Every line of the data should be output word for word.

**Extracted data**
***

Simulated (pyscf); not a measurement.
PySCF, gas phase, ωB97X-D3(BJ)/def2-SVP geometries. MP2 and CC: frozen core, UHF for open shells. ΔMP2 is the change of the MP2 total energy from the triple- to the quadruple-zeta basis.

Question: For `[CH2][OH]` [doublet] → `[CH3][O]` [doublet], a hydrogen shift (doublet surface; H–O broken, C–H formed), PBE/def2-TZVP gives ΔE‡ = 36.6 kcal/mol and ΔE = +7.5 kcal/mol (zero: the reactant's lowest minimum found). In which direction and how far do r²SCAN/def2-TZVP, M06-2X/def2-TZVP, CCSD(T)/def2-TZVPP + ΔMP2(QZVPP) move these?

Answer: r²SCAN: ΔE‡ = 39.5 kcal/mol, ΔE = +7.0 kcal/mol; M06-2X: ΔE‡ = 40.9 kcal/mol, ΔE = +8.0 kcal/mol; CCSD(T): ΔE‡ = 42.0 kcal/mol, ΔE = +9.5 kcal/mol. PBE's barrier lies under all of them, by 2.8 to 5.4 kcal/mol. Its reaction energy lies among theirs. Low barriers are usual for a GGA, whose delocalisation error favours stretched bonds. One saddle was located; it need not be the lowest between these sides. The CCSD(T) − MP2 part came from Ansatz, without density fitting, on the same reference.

***

**Answer section**
Simulated (pyscf); not a measurement.
PySCF, gas phase, ωB97X-D3(BJ)/def2-SVP geometries. MP2 and CC: frozen core, UHF for open shells. ΔMP2 is the change of the MP2 total energy from the triple- to the quadruple-zeta basis.

Question: For `[CH2][OH]` [doublet] → `[CH3][O]` [doublet], a hydrogen shift (doublet surface; H–O broken, C–H formed), PBE/def2-TZVP gives ΔE‡ = 36.6 kcal/mol and ΔE = +7.5 kcal/mol (zero: the reactant's lowest minimum found). In which direction and how far do r²SCAN/def2-TZVP, M06-2X/def2-TZVP, CCSD(T)/def2-TZVPP + ΔMP2(QZVPP) move these?

Answer: r²SCAN: ΔE‡ = 39.5 kcal/mol, ΔE = +7.0 kcal/mol; M06-2X: ΔE‡ = 40.9 kcal/mol, ΔE = +8.0 kcal/mol; CCSD(T): ΔE‡ = 42.0 kcal/mol, ΔE = +9.5 kcal/mol. PBE's barrier lies under all of them, by 2.8 to 5.4 kcal/mol. Its reaction energy lies among theirs. Low barriers are usual for a GGA, whose delocalisation error favours stretched bonds. One saddle was located; it need not be the lowest between these sides. The CCSD(T) − MP2 part came from Ansatz, without density fitting, on the same reference.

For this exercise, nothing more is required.